> [ACTIVITY]: Copy exactly the lines of the material below, starting with the first and including the line that holds "Aim: start the".

> [LISTED ENTRIES]:
━━━━━━━━━━━━━━━━━━━━
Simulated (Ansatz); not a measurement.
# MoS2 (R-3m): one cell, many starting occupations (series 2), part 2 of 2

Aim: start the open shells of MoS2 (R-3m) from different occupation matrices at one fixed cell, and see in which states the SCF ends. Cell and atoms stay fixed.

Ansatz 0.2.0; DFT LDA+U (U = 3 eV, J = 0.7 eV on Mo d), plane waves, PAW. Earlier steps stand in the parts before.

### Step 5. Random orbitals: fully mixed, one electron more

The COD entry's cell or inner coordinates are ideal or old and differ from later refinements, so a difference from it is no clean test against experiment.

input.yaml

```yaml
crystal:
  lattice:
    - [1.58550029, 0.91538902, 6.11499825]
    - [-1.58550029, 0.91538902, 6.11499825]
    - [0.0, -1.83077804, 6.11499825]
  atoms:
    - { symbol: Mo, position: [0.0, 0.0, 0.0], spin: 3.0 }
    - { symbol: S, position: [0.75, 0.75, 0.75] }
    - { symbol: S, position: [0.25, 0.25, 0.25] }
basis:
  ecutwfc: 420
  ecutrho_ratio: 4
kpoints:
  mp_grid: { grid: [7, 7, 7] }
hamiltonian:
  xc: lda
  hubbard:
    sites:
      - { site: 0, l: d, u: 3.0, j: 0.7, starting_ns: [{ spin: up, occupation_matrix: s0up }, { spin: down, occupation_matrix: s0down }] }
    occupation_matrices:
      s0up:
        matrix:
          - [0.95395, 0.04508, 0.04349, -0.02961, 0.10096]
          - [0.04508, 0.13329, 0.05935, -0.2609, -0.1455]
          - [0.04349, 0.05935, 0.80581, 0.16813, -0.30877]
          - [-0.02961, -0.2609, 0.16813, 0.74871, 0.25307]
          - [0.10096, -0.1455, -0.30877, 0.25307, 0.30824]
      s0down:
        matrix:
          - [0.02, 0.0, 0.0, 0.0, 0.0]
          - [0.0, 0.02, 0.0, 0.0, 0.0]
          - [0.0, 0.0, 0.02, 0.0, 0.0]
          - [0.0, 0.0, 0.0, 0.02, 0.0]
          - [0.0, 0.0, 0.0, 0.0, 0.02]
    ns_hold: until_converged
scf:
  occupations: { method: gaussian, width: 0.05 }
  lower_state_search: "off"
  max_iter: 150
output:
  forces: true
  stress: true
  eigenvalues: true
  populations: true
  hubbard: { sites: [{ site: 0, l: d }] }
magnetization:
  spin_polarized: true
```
━━━━━━━━━━━━━━━━━━━━

> [ANSWER SPACE]:
Simulated (Ansatz); not a measurement.
# MoS2 (R-3m): one cell, many starting occupations (series 2), part 2 of 2

Aim: start the open shells of MoS2 (R-3m) from different occupation matrices at one fixed cell, and see in which states the SCF ends. Cell and atoms stay fixed.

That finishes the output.